ASSIGNED TASK:
Please print the data that follows, keeping every line exact.

GIVEN ENTRIES:
_ _ _ _ _

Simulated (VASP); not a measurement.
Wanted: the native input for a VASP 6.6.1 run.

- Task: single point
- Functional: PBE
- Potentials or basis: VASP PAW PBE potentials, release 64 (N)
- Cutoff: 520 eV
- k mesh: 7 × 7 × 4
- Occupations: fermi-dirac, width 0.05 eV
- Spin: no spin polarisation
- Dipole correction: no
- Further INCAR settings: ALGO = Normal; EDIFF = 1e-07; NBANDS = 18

_ _ _ _ _

TASK OUTPUT:
Simulated (VASP); not a measurement.
Wanted: the native input for a VASP 6.6.1 run.

- Task: single point
- Functional: PBE
- Potentials or basis: VASP PAW PBE potentials, release 64 (N)
- Cutoff: 520 eV
- k mesh: 7 × 7 × 4
- Occupations: fermi-dirac, width 0.05 eV
- Spin: no spin polarisation
- Dipole correction: no
- Further INCAR settings: ALGO = Normal; EDIFF = 1e-07; NBANDS = 18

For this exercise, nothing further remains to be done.